Work task: Every line of the records below from the line with "These are results" up to and including the line with "Q: What can be read from the curves?" must be reproduced exactly, and no line outside that range.

----------

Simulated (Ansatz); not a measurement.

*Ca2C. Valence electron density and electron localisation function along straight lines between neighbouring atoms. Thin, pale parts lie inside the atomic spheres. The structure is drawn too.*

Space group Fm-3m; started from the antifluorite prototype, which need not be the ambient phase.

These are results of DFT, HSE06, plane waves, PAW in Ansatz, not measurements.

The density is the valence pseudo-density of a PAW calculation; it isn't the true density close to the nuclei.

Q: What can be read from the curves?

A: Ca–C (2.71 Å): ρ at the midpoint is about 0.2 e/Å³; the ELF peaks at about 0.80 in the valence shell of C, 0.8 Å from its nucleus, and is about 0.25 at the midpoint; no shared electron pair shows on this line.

----------

Exercise result:
These are results of DFT, HSE06, plane waves, PAW in Ansatz, not measurements.

The density is the valence pseudo-density of a PAW calculation; it isn't the true density close to the nuclei.

Q: What can be read from the curves?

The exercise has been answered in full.